REQUIRED ACTION ->
Please give the data again exactly, with no line dropped.

= = = = =
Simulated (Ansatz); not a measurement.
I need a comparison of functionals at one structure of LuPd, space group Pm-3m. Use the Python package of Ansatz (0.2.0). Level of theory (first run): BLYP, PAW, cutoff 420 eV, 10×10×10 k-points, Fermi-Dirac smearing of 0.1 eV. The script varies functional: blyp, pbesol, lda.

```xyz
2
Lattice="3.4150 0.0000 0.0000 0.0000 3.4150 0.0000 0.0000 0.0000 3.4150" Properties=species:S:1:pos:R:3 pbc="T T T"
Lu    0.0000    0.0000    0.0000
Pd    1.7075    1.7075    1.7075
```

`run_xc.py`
= = = = =

WRITTEN ANSWER ->
Simulated (Ansatz); not a measurement.
I need a comparison of functionals at one structure of LuPd, space group Pm-3m. Use the Python package of Ansatz (0.2.0). Level of theory (first run): BLYP, PAW, cutoff 420 eV, 10×10×10 k-points, Fermi-Dirac smearing of 0.1 eV. The script varies functional: blyp, pbesol, lda.

```xyz
2
Lattice="3.4150 0.0000 0.0000 0.0000 3.4150 0.0000 0.0000 0.0000 3.4150" Properties=species:S:1:pos:R:3 pbc="T T T"
Lu    0.0000    0.0000    0.0000
Pd    1.7075    1.7075    1.7075
```

`run_xc.py`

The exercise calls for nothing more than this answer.